> _RECORD SET_
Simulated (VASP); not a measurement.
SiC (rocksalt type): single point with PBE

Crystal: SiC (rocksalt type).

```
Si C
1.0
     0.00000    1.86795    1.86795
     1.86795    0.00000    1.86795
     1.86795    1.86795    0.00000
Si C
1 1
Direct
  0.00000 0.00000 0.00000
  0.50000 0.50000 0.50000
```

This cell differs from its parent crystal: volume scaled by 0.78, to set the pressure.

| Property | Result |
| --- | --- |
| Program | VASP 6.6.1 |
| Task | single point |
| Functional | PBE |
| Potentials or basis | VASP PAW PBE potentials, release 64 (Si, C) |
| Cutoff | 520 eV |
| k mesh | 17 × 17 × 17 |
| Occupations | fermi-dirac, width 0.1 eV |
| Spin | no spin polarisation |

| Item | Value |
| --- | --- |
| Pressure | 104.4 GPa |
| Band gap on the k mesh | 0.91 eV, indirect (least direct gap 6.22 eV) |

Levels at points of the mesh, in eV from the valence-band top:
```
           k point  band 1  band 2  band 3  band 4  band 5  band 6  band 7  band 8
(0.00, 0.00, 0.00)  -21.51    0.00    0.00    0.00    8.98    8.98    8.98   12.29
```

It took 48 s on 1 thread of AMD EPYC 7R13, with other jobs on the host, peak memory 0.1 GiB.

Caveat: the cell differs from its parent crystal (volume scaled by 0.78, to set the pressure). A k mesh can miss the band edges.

> _ACTIVITY_
What is needed is an exact restatement of every record above.

> _REPLY_
Simulated (VASP); not a measurement.
SiC (rocksalt type): single point with PBE

Crystal: SiC (rocksalt type).

```
Si C
1.0
     0.00000    1.86795    1.86795
     1.86795    0.00000    1.86795
     1.86795    1.86795    0.00000
Si C
1 1
Direct
  0.00000 0.00000 0.00000
  0.50000 0.50000 0.50000
```

This cell differs from its parent crystal: volume scaled by 0.78, to set the pressure.

| Property | Result |
| --- | --- |
| Program | VASP 6.6.1 |
| Task | single point |
| Functional | PBE |
| Potentials or basis | VASP PAW PBE potentials, release 64 (Si, C) |
| Cutoff | 520 eV |
| k mesh | 17 × 17 × 17 |
| Occupations | fermi-dirac, width 0.1 eV |
| Spin | no spin polarisation |

| Item | Value |
| --- | --- |
| Pressure | 104.4 GPa |
| Band gap on the k mesh | 0.91 eV, indirect (least direct gap 6.22 eV) |

Levels at points of the mesh, in eV from the valence-band top:
```
           k point  band 1  band 2  band 3  band 4  band 5  band 6  band 7  band 8
(0.00, 0.00, 0.00)  -21.51    0.00    0.00    0.00    8.98    8.98    8.98   12.29
```

It took 48 s on 1 thread of AMD EPYC 7R13, with other jobs on the host, peak memory 0.1 GiB.

Caveat: the cell differs from its parent crystal (volume scaled by 0.78, to set the pressure). A k mesh can miss the band edges.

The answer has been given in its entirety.